### [Information supplied]
--- START ---

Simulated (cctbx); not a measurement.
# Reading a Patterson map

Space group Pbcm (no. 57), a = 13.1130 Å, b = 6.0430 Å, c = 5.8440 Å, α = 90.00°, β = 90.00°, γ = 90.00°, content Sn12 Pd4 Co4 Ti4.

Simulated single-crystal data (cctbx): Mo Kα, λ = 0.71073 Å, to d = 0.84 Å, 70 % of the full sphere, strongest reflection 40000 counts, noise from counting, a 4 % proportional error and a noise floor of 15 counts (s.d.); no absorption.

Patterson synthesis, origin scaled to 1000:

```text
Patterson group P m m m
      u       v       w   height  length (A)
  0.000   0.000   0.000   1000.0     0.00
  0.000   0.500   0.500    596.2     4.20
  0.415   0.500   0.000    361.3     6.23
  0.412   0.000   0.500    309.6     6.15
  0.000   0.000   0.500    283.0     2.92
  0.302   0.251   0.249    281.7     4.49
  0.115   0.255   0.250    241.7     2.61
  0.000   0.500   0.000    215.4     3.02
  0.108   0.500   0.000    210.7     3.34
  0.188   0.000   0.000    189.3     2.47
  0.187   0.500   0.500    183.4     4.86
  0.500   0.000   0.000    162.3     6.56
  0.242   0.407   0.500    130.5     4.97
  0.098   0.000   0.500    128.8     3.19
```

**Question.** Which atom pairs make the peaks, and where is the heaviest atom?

--- END ---

### [Action item]
Everything from the line with "Space group Pbcm" through the line with "Simulated single-crystal data" in the listing above must be retyped exactly, with nothing added.

### [Reply]
Space group Pbcm (no. 57), a = 13.1130 Å, b = 6.0430 Å, c = 5.8440 Å, α = 90.00°, β = 90.00°, γ = 90.00°, content Sn12 Pd4 Co4 Ti4.

Simulated single-crystal data (cctbx): Mo Kα, λ = 0.71073 Å, to d = 0.84 Å, 70 % of the full sphere, strongest reflection 40000 counts, noise from counting, a 4 % proportional error and a noise floor of 15 counts (s.d.); no absorption.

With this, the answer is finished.